:: Work task ::
Would you please retype, exactly, the lines of the listing below between the line with "The cell and" and the line with "Numbers of over", inclusive?

BEGIN
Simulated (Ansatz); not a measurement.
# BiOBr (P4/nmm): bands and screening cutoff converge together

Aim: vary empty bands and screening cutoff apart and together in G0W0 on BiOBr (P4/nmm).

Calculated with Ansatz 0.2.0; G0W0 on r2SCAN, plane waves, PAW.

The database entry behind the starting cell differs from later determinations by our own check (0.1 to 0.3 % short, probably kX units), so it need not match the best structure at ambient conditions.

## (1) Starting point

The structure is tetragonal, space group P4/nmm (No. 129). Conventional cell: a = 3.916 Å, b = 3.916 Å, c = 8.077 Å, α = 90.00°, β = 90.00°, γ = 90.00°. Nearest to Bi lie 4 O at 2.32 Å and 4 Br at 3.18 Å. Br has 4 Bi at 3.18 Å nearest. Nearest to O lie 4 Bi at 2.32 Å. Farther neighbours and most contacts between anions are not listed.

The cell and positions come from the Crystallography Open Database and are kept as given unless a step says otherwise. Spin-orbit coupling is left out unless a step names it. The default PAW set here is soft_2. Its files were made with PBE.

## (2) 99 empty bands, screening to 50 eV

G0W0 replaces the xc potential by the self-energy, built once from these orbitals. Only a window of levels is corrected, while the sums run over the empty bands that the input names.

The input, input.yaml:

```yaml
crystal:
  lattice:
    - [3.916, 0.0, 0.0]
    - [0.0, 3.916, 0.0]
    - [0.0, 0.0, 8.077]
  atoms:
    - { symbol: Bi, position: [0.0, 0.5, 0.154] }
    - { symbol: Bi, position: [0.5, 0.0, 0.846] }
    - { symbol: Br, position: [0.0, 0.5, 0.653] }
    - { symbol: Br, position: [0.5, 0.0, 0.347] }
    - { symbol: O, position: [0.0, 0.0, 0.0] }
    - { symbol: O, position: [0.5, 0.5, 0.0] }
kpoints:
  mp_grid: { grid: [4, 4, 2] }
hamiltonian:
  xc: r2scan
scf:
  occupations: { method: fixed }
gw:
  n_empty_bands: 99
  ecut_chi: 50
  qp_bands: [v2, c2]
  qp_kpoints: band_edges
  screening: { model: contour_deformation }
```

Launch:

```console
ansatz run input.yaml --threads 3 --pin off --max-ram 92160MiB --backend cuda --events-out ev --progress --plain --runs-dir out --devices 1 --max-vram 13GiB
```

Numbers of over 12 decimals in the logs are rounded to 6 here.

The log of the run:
END

:: Your response ::
The cell and positions come from the Crystallography Open Database and are kept as given unless a step says otherwise. Spin-orbit coupling is left out unless a step names it. The default PAW set here is soft_2. Its files were made with PBE.

## (2) 99 empty bands, screening to 50 eV

G0W0 replaces the xc potential by the self-energy, built once from these orbitals. Only a window of levels is corrected, while the sums run over the empty bands that the input names.

The input, input.yaml:

```yaml
crystal:
  lattice:
    - [3.916, 0.0, 0.0]
    - [0.0, 3.916, 0.0]
    - [0.0, 0.0, 8.077]
  atoms:
    - { symbol: Bi, position: [0.0, 0.5, 0.154] }
    - { symbol: Bi, position: [0.5, 0.0, 0.846] }
    - { symbol: Br, position: [0.0, 0.5, 0.653] }
    - { symbol: Br, position: [0.5, 0.0, 0.347] }
    - { symbol: O, position: [0.0, 0.0, 0.0] }
    - { symbol: O, position: [0.5, 0.5, 0.0] }
kpoints:
  mp_grid: { grid: [4, 4, 2] }
hamiltonian:
  xc: r2scan
scf:
  occupations: { method: fixed }
gw:
  n_empty_bands: 99
  ecut_chi: 50
  qp_bands: [v2, c2]
  qp_kpoints: band_edges
  screening: { model: contour_deformation }
```

Launch:

```console
ansatz run input.yaml --threads 3 --pin off --max-ram 92160MiB --backend cuda --events-out ev --progress --plain --runs-dir out --devices 1 --max-vram 13GiB
```

Numbers of over 12 decimals in the logs are rounded to 6 here.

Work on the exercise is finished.